Brief> Reproduce only what lies between the first line of the material below and the line containing "(2) Predict the band gap on the k mesh.", with both of those lines included and every line kept exact.

=== Section Start ===

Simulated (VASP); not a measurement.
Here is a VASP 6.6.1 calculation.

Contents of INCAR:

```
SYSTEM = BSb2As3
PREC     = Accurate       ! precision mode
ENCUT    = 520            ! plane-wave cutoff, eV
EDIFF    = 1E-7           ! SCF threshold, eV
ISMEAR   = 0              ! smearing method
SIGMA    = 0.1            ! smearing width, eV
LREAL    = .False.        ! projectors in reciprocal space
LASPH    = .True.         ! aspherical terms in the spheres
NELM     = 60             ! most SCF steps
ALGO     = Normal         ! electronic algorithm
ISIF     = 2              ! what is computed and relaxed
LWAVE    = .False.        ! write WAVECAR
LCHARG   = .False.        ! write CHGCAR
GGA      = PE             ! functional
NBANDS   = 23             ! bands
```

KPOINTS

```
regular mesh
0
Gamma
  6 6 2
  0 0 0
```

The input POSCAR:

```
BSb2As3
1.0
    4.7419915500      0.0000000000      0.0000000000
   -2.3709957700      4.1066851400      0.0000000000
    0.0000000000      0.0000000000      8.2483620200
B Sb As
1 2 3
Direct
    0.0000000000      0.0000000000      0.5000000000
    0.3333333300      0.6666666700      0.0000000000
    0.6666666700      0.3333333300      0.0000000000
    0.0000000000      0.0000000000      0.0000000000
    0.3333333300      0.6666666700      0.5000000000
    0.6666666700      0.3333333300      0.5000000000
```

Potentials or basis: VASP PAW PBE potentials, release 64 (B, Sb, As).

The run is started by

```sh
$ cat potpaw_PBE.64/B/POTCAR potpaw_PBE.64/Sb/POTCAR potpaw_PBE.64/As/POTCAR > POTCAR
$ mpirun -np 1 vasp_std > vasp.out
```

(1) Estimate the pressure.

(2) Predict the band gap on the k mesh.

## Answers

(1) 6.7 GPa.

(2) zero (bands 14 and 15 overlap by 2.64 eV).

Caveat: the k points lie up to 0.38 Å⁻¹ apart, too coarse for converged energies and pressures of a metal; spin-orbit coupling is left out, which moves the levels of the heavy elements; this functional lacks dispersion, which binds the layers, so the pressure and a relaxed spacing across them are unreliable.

=== Section End ===

Answer area>
Simulated (VASP); not a measurement.
Here is a VASP 6.6.1 calculation.

Contents of INCAR:

```
SYSTEM = BSb2As3
PREC     = Accurate       ! precision mode
ENCUT    = 520            ! plane-wave cutoff, eV
EDIFF    = 1E-7           ! SCF threshold, eV
ISMEAR   = 0              ! smearing method
SIGMA    = 0.1            ! smearing width, eV
LREAL    = .False.        ! projectors in reciprocal space
LASPH    = .True.         ! aspherical terms in the spheres
NELM     = 60             ! most SCF steps
ALGO     = Normal         ! electronic algorithm
ISIF     = 2              ! what is computed and relaxed
LWAVE    = .False.        ! write WAVECAR
LCHARG   = .False.        ! write CHGCAR
GGA      = PE             ! functional
NBANDS   = 23             ! bands
```

KPOINTS

```
regular mesh
0
Gamma
  6 6 2
  0 0 0
```

The input POSCAR:

```
BSb2As3
1.0
    4.7419915500      0.0000000000      0.0000000000
   -2.3709957700      4.1066851400      0.0000000000
    0.0000000000      0.0000000000      8.2483620200
B Sb As
1 2 3
Direct
    0.0000000000      0.0000000000      0.5000000000
    0.3333333300      0.6666666700      0.0000000000
    0.6666666700      0.3333333300      0.0000000000
    0.0000000000      0.0000000000      0.0000000000
    0.3333333300      0.6666666700      0.5000000000
    0.6666666700      0.3333333300      0.5000000000
```

Potentials or basis: VASP PAW PBE potentials, release 64 (B, Sb, As).

The run is started by

```sh
$ cat potpaw_PBE.64/B/POTCAR potpaw_PBE.64/Sb/POTCAR potpaw_PBE.64/As/POTCAR > POTCAR
$ mpirun -np 1 vasp_std > vasp.out
```

(1) Estimate the pressure.

(2) Predict the band gap on the k mesh.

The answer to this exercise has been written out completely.